=== Begin Enclosure ===

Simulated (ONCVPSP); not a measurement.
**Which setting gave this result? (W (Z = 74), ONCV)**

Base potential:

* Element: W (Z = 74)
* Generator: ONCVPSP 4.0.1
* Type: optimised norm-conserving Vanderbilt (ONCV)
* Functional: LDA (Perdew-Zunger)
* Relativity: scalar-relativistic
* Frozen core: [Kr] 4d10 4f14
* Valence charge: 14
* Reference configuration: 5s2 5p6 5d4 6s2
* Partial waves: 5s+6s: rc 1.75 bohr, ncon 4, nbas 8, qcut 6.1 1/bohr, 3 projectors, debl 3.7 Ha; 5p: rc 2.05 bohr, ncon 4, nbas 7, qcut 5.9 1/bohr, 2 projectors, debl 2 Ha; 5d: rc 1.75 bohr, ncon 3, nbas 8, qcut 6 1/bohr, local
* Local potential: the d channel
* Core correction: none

=== End Enclosure ===

■ WORK INSTRUCTION ■
All that is wanted is the stretch of lines above from the one containing "[Kr] 4d10 4f14" through the one containing "the d channel", duplicated exactly.

■ WORKED SOLUTION ■
* Frozen core: [Kr] 4d10 4f14
* Valence charge: 14
* Reference configuration: 5s2 5p6 5d4 6s2
* Partial waves: 5s+6s: rc 1.75 bohr, ncon 4, nbas 8, qcut 6.1 1/bohr, 3 projectors, debl 3.7 Ha; 5p: rc 2.05 bohr, ncon 4, nbas 7, qcut 5.9 1/bohr, 2 projectors, debl 2 Ha; 5d: rc 1.75 bohr, ncon 3, nbas 8, qcut 6 1/bohr, local
* Local potential: the d channel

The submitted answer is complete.